Requirement: Each record must be retyped in full. No character may differ.

--- Records supplied Enclosed Below ---

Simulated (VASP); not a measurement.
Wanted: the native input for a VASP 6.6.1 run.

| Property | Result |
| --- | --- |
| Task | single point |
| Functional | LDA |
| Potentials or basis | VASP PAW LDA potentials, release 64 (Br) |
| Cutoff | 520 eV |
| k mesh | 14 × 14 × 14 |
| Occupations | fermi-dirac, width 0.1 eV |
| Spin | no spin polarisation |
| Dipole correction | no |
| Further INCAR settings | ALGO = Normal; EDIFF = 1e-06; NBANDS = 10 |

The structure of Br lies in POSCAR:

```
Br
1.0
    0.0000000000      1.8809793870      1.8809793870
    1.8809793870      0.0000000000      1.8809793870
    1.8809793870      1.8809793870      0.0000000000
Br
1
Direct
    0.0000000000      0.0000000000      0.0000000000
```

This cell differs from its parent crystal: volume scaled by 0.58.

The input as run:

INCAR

--- End of Enclosed Records supplied ---

Your solution:
Simulated (VASP); not a measurement.
Wanted: the native input for a VASP 6.6.1 run.

| Property | Result |
| --- | --- |
| Task | single point |
| Functional | LDA |
| Potentials or basis | VASP PAW LDA potentials, release 64 (Br) |
| Cutoff | 520 eV |
| k mesh | 14 × 14 × 14 |
| Occupations | fermi-dirac, width 0.1 eV |
| Spin | no spin polarisation |
| Dipole correction | no |
| Further INCAR settings | ALGO = Normal; EDIFF = 1e-06; NBANDS = 10 |

The structure of Br lies in POSCAR:

```
Br
1.0
    0.0000000000      1.8809793870      1.8809793870
    1.8809793870      0.0000000000      1.8809793870
    1.8809793870      1.8809793870      0.0000000000
Br
1
Direct
    0.0000000000      0.0000000000      0.0000000000
```

This cell differs from its parent crystal: volume scaled by 0.58.

The input as run:

INCAR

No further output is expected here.